**** RECORDED DATA ****

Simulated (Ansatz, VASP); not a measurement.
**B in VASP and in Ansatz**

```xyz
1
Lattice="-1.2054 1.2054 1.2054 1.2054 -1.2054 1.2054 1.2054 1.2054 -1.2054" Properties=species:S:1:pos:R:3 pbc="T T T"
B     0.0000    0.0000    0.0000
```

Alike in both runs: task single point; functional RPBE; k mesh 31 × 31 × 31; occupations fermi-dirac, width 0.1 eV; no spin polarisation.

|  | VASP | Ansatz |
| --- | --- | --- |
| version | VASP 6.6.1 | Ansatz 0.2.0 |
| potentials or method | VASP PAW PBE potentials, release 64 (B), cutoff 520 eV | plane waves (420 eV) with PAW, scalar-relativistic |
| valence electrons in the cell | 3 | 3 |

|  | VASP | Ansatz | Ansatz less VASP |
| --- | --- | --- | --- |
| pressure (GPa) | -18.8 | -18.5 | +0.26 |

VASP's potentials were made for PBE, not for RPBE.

****

Your answer should be exactly the lines of the data above, from the first through the line containing "Ansatz 0.2.0 |".

Simulated (Ansatz, VASP); not a measurement.
**B in VASP and in Ansatz**

```xyz
1
Lattice="-1.2054 1.2054 1.2054 1.2054 -1.2054 1.2054 1.2054 1.2054 -1.2054" Properties=species:S:1:pos:R:3 pbc="T T T"
B     0.0000    0.0000    0.0000
```

Alike in both runs: task single point; functional RPBE; k mesh 31 × 31 × 31; occupations fermi-dirac, width 0.1 eV; no spin polarisation.

|  | VASP | Ansatz |
| --- | --- | --- |
| version | VASP 6.6.1 | Ansatz 0.2.0 |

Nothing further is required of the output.